## Requirement
Restating the data exactly is the whole task.

[[ Record set, beginning ]]
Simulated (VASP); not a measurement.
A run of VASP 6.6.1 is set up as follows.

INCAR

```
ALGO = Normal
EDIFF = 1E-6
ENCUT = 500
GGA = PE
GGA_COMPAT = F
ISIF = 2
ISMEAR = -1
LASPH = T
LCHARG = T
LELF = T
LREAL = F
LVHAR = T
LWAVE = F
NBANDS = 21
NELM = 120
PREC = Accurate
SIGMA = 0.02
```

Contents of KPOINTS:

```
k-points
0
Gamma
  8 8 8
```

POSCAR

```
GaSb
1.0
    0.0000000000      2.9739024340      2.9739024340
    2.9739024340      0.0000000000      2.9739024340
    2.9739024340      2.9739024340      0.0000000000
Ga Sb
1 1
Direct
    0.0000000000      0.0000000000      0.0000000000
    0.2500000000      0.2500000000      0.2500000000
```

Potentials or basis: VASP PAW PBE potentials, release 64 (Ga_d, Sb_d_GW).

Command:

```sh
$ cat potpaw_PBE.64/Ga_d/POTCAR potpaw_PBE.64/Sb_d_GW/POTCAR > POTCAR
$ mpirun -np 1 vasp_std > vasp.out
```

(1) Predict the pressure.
[[ Record set, end ]]

## Exercise answer
Simulated (VASP); not a measurement.
A run of VASP 6.6.1 is set up as follows.

INCAR

```
ALGO = Normal
EDIFF = 1E-6
ENCUT = 500
GGA = PE
GGA_COMPAT = F
ISIF = 2
ISMEAR = -1
LASPH = T
LCHARG = T
LELF = T
LREAL = F
LVHAR = T
LWAVE = F
NBANDS = 21
NELM = 120
PREC = Accurate
SIGMA = 0.02
```

Contents of KPOINTS:

```
k-points
0
Gamma
  8 8 8
```

POSCAR

```
GaSb
1.0
    0.0000000000      2.9739024340      2.9739024340
    2.9739024340      0.0000000000      2.9739024340
    2.9739024340      2.9739024340      0.0000000000
Ga Sb
1 1
Direct
    0.0000000000      0.0000000000      0.0000000000
    0.2500000000      0.2500000000      0.2500000000
```

Potentials or basis: VASP PAW PBE potentials, release 64 (Ga_d, Sb_d_GW).

Command:

```sh
$ cat potpaw_PBE.64/Ga_d/POTCAR potpaw_PBE.64/Sb_d_GW/POTCAR > POTCAR
$ mpirun -np 1 vasp_std > vasp.out
```

(1) Predict the pressure.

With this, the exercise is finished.